:: DATA

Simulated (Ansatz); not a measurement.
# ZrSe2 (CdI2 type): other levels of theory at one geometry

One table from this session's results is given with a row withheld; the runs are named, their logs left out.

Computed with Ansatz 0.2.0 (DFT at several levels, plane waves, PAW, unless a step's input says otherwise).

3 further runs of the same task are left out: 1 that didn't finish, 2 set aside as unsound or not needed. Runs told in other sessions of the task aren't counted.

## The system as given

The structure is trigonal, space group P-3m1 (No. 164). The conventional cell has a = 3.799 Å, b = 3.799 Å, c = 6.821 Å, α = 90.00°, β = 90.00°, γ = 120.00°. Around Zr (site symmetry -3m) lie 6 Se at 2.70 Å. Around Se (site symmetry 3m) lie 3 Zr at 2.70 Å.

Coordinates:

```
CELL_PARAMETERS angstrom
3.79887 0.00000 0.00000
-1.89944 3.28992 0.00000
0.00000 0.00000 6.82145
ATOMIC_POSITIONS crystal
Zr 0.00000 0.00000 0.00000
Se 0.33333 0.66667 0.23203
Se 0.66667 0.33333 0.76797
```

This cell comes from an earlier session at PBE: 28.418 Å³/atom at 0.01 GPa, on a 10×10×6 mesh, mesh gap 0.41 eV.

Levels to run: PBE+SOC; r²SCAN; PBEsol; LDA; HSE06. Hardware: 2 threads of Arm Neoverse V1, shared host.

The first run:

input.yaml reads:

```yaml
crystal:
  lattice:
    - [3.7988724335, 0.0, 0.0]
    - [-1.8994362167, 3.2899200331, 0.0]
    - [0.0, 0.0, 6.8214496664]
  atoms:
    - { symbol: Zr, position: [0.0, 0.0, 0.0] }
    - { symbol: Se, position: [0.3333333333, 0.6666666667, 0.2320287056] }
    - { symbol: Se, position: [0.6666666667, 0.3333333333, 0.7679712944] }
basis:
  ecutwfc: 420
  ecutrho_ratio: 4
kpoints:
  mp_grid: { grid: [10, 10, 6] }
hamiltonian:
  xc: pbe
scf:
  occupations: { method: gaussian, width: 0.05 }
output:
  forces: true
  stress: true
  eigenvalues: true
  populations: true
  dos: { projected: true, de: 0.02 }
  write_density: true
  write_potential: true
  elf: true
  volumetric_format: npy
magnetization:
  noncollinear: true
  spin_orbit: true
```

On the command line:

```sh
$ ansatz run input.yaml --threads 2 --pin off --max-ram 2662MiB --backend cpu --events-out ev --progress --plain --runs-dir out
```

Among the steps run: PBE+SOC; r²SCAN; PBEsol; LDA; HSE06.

::::

→ REQUIREMENT
Reproduce, exactly as they stand in the data above, the lines from the one that holds "One table from" to the one that holds "Computed with Ansatz", inclusive.

→ YOUR RESPONSE
One table from this session's results is given with a row withheld; the runs are named, their logs left out.

Computed with Ansatz 0.2.0 (DFT at several levels, plane waves, PAW, unless a step's input says otherwise).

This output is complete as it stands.